'''
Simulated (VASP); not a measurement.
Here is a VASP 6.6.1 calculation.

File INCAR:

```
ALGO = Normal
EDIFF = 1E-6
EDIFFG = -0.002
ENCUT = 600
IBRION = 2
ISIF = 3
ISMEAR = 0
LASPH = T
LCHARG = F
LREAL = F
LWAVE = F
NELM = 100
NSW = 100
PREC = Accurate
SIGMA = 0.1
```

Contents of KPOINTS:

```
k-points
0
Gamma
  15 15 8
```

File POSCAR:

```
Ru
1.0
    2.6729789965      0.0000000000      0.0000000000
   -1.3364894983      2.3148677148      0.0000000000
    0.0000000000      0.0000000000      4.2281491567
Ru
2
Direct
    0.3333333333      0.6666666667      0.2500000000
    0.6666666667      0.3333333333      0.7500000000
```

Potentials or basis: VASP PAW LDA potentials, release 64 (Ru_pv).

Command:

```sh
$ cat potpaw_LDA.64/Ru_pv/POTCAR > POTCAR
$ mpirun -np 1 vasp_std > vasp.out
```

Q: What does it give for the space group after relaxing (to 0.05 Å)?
'''

# Work request
Extract all of the data above without altering anything.

# Response box
Simulated (VASP); not a measurement.
Here is a VASP 6.6.1 calculation.

File INCAR:

```
ALGO = Normal
EDIFF = 1E-6
EDIFFG = -0.002
ENCUT = 600
IBRION = 2
ISIF = 3
ISMEAR = 0
LASPH = T
LCHARG = F
LREAL = F
LWAVE = F
NELM = 100
NSW = 100
PREC = Accurate
SIGMA = 0.1
```

Contents of KPOINTS:

```
k-points
0
Gamma
  15 15 8
```

File POSCAR:

```
Ru
1.0
    2.6729789965      0.0000000000      0.0000000000
   -1.3364894983      2.3148677148      0.0000000000
    0.0000000000      0.0000000000      4.2281491567
Ru
2
Direct
    0.3333333333      0.6666666667      0.2500000000
    0.6666666667      0.3333333333      0.7500000000
```

Potentials or basis: VASP PAW LDA potentials, release 64 (Ru_pv).

Command:

```sh
$ cat potpaw_LDA.64/Ru_pv/POTCAR > POTCAR
$ mpirun -np 1 vasp_std > vasp.out
```

Q: What does it give for the space group after relaxing (to 0.05 Å)?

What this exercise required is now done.